• [ACTIVITY]
Every record must be restated exactly as written.

• [EXTRACTED INFORMATION]
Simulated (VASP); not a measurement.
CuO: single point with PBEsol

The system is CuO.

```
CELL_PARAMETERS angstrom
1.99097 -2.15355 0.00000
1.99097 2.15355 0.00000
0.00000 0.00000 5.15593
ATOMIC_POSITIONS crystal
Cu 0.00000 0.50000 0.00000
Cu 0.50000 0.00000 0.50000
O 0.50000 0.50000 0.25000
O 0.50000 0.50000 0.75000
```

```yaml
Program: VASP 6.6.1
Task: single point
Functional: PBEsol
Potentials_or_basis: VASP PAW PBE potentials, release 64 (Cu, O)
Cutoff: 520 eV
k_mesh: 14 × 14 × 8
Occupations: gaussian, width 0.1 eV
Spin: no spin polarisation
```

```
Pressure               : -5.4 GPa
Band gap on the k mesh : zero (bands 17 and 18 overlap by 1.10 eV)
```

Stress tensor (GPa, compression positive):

• [TASK OUTPUT]
Simulated (VASP); not a measurement.
CuO: single point with PBEsol

The system is CuO.

```
CELL_PARAMETERS angstrom
1.99097 -2.15355 0.00000
1.99097 2.15355 0.00000
0.00000 0.00000 5.15593
ATOMIC_POSITIONS crystal
Cu 0.00000 0.50000 0.00000
Cu 0.50000 0.00000 0.50000
O 0.50000 0.50000 0.25000
O 0.50000 0.50000 0.75000
```

```yaml
Program: VASP 6.6.1
Task: single point
Functional: PBEsol
Potentials_or_basis: VASP PAW PBE potentials, release 64 (Cu, O)
Cutoff: 520 eV
k_mesh: 14 × 14 × 8
Occupations: gaussian, width 0.1 eV
Spin: no spin polarisation
```

```
Pressure               : -5.4 GPa
Band gap on the k mesh : zero (bands 17 and 18 overlap by 1.10 eV)
```

Stress tensor (GPa, compression positive):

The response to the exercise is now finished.